ENTRIES SUPPLIED:
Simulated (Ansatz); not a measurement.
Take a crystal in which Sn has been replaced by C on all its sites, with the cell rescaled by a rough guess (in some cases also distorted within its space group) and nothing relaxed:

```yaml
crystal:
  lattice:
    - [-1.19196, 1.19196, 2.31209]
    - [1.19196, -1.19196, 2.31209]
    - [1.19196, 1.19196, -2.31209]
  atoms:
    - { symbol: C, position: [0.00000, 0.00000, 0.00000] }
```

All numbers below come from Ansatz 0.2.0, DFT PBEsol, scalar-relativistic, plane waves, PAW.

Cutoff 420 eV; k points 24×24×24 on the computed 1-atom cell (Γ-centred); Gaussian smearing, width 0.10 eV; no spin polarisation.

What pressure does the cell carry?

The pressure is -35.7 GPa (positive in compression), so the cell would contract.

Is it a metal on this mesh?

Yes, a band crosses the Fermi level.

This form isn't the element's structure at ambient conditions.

REQUIREMENT:
Please output the exact lines of the records above, beginning with the first and stopping after the line that holds "Yes, a band crosses the Fermi level.", and nothing else.

WRITTEN SOLUTION:
Simulated (Ansatz); not a measurement.
Take a crystal in which Sn has been replaced by C on all its sites, with the cell rescaled by a rough guess (in some cases also distorted within its space group) and nothing relaxed:

```yaml
crystal:
  lattice:
    - [-1.19196, 1.19196, 2.31209]
    - [1.19196, -1.19196, 2.31209]
    - [1.19196, 1.19196, -2.31209]
  atoms:
    - { symbol: C, position: [0.00000, 0.00000, 0.00000] }
```

All numbers below come from Ansatz 0.2.0, DFT PBEsol, scalar-relativistic, plane waves, PAW.

Cutoff 420 eV; k points 24×24×24 on the computed 1-atom cell (Γ-centred); Gaussian smearing, width 0.10 eV; no spin polarisation.

What pressure does the cell carry?

The pressure is -35.7 GPa (positive in compression), so the cell would contract.

Is it a metal on this mesh?

Yes, a band crosses the Fermi level.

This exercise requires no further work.